=== Assignment ===
Copy every line of the listing exactly.

=== Records shown ===
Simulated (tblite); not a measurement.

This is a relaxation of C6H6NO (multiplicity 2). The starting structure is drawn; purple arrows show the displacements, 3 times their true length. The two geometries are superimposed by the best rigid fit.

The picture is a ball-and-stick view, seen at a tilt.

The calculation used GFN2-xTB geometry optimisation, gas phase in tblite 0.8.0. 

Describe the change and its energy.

=== Answer section ===
Simulated (tblite); not a measurement.

This is a relaxation of C6H6NO (multiplicity 2). The starting structure is drawn; purple arrows show the displacements, 3 times their true length. The two geometries are superimposed by the best rigid fit.

The picture is a ball-and-stick view, seen at a tilt.

The calculation used GFN2-xTB geometry optimisation, gas phase in tblite 0.8.0. 

Describe the change and its energy.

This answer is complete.